_WORK INSTRUCTION_
Provide an exact copy of the lines from the beginning of the records through the line that includes "At the start: pressure", and of no others.

_INFORMATION SHOWN_
------------------------------------------------------------------------

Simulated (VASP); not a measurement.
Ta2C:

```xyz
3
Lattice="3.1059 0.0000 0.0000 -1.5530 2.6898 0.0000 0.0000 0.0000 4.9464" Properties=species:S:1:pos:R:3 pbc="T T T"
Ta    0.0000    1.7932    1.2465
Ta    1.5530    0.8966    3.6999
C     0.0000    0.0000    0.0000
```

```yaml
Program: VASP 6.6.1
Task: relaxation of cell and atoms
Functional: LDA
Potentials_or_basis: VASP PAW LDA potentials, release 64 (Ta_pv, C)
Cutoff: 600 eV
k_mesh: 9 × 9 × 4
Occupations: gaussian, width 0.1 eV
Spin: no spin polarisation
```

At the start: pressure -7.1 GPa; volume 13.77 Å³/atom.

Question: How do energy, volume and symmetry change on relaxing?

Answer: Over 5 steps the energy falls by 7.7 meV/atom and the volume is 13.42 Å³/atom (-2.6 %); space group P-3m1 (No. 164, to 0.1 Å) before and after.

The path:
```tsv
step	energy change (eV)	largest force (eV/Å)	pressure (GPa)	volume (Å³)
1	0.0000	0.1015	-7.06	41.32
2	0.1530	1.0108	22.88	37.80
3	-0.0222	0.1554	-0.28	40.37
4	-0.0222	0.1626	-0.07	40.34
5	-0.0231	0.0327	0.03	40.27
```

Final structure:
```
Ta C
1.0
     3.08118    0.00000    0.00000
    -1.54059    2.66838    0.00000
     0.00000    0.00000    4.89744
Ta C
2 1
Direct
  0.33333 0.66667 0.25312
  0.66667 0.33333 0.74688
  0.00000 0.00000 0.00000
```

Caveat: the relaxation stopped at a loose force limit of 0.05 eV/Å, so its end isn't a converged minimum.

------------------------------------------------------------------------

_TASK ANSWER_
Simulated (VASP); not a measurement.
Ta2C:

```xyz
3
Lattice="3.1059 0.0000 0.0000 -1.5530 2.6898 0.0000 0.0000 0.0000 4.9464" Properties=species:S:1:pos:R:3 pbc="T T T"
Ta    0.0000    1.7932    1.2465
Ta    1.5530    0.8966    3.6999
C     0.0000    0.0000    0.0000
```

```yaml
Program: VASP 6.6.1
Task: relaxation of cell and atoms
Functional: LDA
Potentials_or_basis: VASP PAW LDA potentials, release 64 (Ta_pv, C)
Cutoff: 600 eV
k_mesh: 9 × 9 × 4
Occupations: gaussian, width 0.1 eV
Spin: no spin polarisation
```

At the start: pressure -7.1 GPa; volume 13.77 Å³/atom.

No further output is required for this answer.